• **Information given**:
● ● ● ● ●

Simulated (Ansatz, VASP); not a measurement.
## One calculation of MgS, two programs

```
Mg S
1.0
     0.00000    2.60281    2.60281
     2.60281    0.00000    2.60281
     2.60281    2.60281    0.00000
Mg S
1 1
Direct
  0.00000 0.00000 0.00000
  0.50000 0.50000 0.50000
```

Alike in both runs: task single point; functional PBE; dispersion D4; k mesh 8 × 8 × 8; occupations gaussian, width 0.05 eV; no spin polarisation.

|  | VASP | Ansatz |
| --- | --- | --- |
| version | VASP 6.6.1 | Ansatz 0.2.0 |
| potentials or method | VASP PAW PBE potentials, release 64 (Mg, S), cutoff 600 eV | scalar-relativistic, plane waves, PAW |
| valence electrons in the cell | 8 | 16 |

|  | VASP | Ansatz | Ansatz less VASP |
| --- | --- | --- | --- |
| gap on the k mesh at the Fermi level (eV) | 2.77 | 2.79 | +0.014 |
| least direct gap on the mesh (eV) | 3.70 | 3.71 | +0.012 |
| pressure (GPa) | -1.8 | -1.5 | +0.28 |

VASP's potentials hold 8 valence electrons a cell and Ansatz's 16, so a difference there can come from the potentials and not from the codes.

● ● ● ● ●

• **Exercise**: What you return must match the records above exactly.

• **Exercise answer**:
Simulated (Ansatz, VASP); not a measurement.
## One calculation of MgS, two programs

```
Mg S
1.0
     0.00000    2.60281    2.60281
     2.60281    0.00000    2.60281
     2.60281    2.60281    0.00000
Mg S
1 1
Direct
  0.00000 0.00000 0.00000
  0.50000 0.50000 0.50000
```

Alike in both runs: task single point; functional PBE; dispersion D4; k mesh 8 × 8 × 8; occupations gaussian, width 0.05 eV; no spin polarisation.

|  | VASP | Ansatz |
| --- | --- | --- |
| version | VASP 6.6.1 | Ansatz 0.2.0 |
| potentials or method | VASP PAW PBE potentials, release 64 (Mg, S), cutoff 600 eV | scalar-relativistic, plane waves, PAW |
| valence electrons in the cell | 8 | 16 |

|  | VASP | Ansatz | Ansatz less VASP |
| --- | --- | --- | --- |
| gap on the k mesh at the Fermi level (eV) | 2.77 | 2.79 | +0.014 |
| least direct gap on the mesh (eV) | 3.70 | 3.71 | +0.012 |
| pressure (GPa) | -1.8 | -1.5 | +0.28 |

VASP's potentials hold 8 valence electrons a cell and Ansatz's 16, so a difference there can come from the potentials and not from the codes.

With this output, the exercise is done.